** Work instruction **
Each line below is to be written out once more, precisely as given.

** Supplied data **
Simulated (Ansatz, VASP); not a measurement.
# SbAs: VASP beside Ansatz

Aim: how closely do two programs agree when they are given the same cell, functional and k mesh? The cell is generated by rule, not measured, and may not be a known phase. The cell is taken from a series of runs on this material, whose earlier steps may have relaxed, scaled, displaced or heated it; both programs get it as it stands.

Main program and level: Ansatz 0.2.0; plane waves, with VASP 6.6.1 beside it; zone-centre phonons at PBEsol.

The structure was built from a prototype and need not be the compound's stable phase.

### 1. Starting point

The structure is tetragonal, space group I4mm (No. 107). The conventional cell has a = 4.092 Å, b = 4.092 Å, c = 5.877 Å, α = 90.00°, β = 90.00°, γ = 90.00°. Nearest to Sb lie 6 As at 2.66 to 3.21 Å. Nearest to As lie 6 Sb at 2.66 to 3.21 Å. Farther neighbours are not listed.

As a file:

** Answer space **
Simulated (Ansatz, VASP); not a measurement.
# SbAs: VASP beside Ansatz

Aim: how closely do two programs agree when they are given the same cell, functional and k mesh? The cell is generated by rule, not measured, and may not be a known phase. The cell is taken from a series of runs on this material, whose earlier steps may have relaxed, scaled, displaced or heated it; both programs get it as it stands.

Main program and level: Ansatz 0.2.0; plane waves, with VASP 6.6.1 beside it; zone-centre phonons at PBEsol.

The structure was built from a prototype and need not be the compound's stable phase.

### 1. Starting point

The structure is tetragonal, space group I4mm (No. 107). The conventional cell has a = 4.092 Å, b = 4.092 Å, c = 5.877 Å, α = 90.00°, β = 90.00°, γ = 90.00°. Nearest to Sb lie 6 As at 2.66 to 3.21 Å. Nearest to As lie 6 Sb at 2.66 to 3.21 Å. Farther neighbours are not listed.

As a file:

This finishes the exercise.